▶ **ACTIVITY**: Return exactly the lines of the records below, starting at the line that contains "Set up this" and ending at the line that contains "NBANDS = 35", with both of those lines kept.

** Opening MATERIAL SUPPLIED block **

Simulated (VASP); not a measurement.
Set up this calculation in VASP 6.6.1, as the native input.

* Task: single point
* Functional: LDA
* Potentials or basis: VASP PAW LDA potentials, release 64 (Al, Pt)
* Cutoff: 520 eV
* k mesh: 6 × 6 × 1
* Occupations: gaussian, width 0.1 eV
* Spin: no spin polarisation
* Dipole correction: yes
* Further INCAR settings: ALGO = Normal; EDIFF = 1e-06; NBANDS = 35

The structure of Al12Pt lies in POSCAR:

** Closing MATERIAL SUPPLIED block **

▶ **YOUR SOLUTION**:
Set up this calculation in VASP 6.6.1, as the native input.

* Task: single point
* Functional: LDA
* Potentials or basis: VASP PAW LDA potentials, release 64 (Al, Pt)
* Cutoff: 520 eV
* k mesh: 6 × 6 × 1
* Occupations: gaussian, width 0.1 eV
* Spin: no spin polarisation
* Dipole correction: yes
* Further INCAR settings: ALGO = Normal; EDIFF = 1e-06; NBANDS = 35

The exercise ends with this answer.